═════ DATA SUPPLIED

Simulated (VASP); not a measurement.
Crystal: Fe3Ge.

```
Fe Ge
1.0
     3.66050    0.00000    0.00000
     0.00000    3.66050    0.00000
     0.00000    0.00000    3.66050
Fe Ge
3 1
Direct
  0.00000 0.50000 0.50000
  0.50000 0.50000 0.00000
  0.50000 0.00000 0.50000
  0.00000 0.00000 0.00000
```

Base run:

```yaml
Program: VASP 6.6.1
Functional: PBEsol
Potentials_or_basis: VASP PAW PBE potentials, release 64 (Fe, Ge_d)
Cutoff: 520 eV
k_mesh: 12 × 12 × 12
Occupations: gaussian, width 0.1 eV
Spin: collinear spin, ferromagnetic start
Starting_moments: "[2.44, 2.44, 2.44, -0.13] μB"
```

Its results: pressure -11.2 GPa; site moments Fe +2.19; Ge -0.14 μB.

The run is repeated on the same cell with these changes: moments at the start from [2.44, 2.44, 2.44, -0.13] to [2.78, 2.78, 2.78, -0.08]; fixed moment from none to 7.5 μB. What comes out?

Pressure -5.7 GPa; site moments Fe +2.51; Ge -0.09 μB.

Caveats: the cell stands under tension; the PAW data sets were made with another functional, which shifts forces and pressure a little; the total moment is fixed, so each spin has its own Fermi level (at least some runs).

══════════

**ACTIVITY**:
Reproduce the material above exactly; please quote every line of it.

**YOUR SOLUTION**:
Simulated (VASP); not a measurement.
Crystal: Fe3Ge.

```
Fe Ge
1.0
     3.66050    0.00000    0.00000
     0.00000    3.66050    0.00000
     0.00000    0.00000    3.66050
Fe Ge
3 1
Direct
  0.00000 0.50000 0.50000
  0.50000 0.50000 0.00000
  0.50000 0.00000 0.50000
  0.00000 0.00000 0.00000
```

Base run:

```yaml
Program: VASP 6.6.1
Functional: PBEsol
Potentials_or_basis: VASP PAW PBE potentials, release 64 (Fe, Ge_d)
Cutoff: 520 eV
k_mesh: 12 × 12 × 12
Occupations: gaussian, width 0.1 eV
Spin: collinear spin, ferromagnetic start
Starting_moments: "[2.44, 2.44, 2.44, -0.13] μB"
```

Its results: pressure -11.2 GPa; site moments Fe +2.19; Ge -0.14 μB.

The run is repeated on the same cell with these changes: moments at the start from [2.44, 2.44, 2.44, -0.13] to [2.78, 2.78, 2.78, -0.08]; fixed moment from none to 7.5 μB. What comes out?

Pressure -5.7 GPa; site moments Fe +2.51; Ge -0.09 μB.

Caveats: the cell stands under tension; the PAW data sets were made with another functional, which shifts forces and pressure a little; the total moment is fixed, so each spin has its own Fermi level (at least some runs).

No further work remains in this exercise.